◆ Required action
Set down the records that follow exactly and completely.

------ Entries shown ------

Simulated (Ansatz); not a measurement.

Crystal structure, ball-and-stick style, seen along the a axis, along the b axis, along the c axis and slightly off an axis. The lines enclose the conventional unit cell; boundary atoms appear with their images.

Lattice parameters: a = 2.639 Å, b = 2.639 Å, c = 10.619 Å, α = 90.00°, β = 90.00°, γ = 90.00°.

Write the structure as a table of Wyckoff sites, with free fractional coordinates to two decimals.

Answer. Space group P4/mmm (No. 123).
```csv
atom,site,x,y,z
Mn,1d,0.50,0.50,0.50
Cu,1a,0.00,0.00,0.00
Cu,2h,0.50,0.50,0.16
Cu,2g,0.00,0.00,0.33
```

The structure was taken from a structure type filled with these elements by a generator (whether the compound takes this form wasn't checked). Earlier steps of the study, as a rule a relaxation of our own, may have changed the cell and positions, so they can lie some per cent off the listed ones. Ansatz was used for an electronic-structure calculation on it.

------

◆ Answer section
Simulated (Ansatz); not a measurement.

Crystal structure, ball-and-stick style, seen along the a axis, along the b axis, along the c axis and slightly off an axis. The lines enclose the conventional unit cell; boundary atoms appear with their images.

Lattice parameters: a = 2.639 Å, b = 2.639 Å, c = 10.619 Å, α = 90.00°, β = 90.00°, γ = 90.00°.

Write the structure as a table of Wyckoff sites, with free fractional coordinates to two decimals.

Answer. Space group P4/mmm (No. 123).
```csv
atom,site,x,y,z
Mn,1d,0.50,0.50,0.50
Cu,1a,0.00,0.00,0.00
Cu,2h,0.50,0.50,0.16
Cu,2g,0.00,0.00,0.33
```

The structure was taken from a structure type filled with these elements by a generator (whether the compound takes this form wasn't checked). Earlier steps of the study, as a rule a relaxation of our own, may have changed the cell and positions, so they can lie some per cent off the listed ones. Ansatz was used for an electronic-structure calculation on it.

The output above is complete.